> **DATA EXCERPTS**
***

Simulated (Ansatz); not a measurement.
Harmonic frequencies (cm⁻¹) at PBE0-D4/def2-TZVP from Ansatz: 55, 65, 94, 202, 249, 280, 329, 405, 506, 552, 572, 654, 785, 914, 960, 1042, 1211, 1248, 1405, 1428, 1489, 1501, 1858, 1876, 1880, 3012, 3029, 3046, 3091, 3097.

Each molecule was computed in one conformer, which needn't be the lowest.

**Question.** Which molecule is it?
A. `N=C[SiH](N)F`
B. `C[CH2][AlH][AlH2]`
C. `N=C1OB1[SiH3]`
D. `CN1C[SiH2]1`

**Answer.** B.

***

> **ASSIGNMENT**
Please retype the data exactly as it stands, from its first line down to the line that contains "Harmonic frequencies (cm⁻¹)", then stop.

> **PROBLEM SOLUTION**
Simulated (Ansatz); not a measurement.
Harmonic frequencies (cm⁻¹) at PBE0-D4/def2-TZVP from Ansatz: 55, 65, 94, 202, 249, 280, 329, 405, 506, 552, 572, 654, 785, 914, 960, 1042, 1211, 1248, 1405, 1428, 1489, 1501, 1858, 1876, 1880, 3012, 3029, 3046, 3091, 3097.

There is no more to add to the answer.